- WORK ORDER
Please return the whole listing, character for character.

- DATA SHOWN
+ + + + + + +

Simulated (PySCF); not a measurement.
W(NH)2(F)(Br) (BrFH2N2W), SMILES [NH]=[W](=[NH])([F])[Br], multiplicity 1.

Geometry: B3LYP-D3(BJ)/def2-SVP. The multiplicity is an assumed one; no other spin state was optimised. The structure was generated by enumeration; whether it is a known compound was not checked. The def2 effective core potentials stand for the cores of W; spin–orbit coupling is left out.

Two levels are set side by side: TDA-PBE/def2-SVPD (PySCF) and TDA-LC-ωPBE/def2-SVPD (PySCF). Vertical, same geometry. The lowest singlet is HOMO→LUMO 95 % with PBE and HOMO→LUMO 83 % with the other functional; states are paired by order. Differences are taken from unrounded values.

+ + + + + + +

- YOUR RESPONSE
Simulated (PySCF); not a measurement.
W(NH)2(F)(Br) (BrFH2N2W), SMILES [NH]=[W](=[NH])([F])[Br], multiplicity 1.

Geometry: B3LYP-D3(BJ)/def2-SVP. The multiplicity is an assumed one; no other spin state was optimised. The structure was generated by enumeration; whether it is a known compound was not checked. The def2 effective core potentials stand for the cores of W; spin–orbit coupling is left out.

Two levels are set side by side: TDA-PBE/def2-SVPD (PySCF) and TDA-LC-ωPBE/def2-SVPD (PySCF). Vertical, same geometry. The lowest singlet is HOMO→LUMO 95 % with PBE and HOMO→LUMO 83 % with the other functional; states are paired by order. Differences are taken from unrounded values.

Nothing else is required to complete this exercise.